Among the lines below, a stretch begins at the one with "The figure shows" and ends at the one with "How it was computed, with". Repeat that stretch exactly, ends included.

> _MATERIAL PROVIDED_:
-- Opening Marker --
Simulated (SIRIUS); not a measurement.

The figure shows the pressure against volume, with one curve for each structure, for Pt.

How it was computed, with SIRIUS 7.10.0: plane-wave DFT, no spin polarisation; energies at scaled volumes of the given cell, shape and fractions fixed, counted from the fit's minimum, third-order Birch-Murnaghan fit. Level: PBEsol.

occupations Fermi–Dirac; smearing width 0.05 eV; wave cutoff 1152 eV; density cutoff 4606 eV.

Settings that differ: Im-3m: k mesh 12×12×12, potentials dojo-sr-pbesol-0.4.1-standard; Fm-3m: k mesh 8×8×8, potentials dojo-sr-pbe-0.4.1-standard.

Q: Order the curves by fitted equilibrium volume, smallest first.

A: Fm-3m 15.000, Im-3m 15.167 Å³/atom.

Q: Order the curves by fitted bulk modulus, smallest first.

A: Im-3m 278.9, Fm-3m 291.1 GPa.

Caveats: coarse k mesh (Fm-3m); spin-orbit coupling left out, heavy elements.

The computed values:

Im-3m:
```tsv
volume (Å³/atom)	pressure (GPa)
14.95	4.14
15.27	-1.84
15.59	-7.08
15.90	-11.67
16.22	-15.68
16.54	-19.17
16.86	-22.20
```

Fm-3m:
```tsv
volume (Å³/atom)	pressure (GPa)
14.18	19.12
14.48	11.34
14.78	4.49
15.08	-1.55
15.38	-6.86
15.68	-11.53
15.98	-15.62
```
-- Closing Marker --

> _EXERCISE RESULT_:
The figure shows the pressure against volume, with one curve for each structure, for Pt.

How it was computed, with SIRIUS 7.10.0: plane-wave DFT, no spin polarisation; energies at scaled volumes of the given cell, shape and fractions fixed, counted from the fit's minimum, third-order Birch-Murnaghan fit. Level: PBEsol.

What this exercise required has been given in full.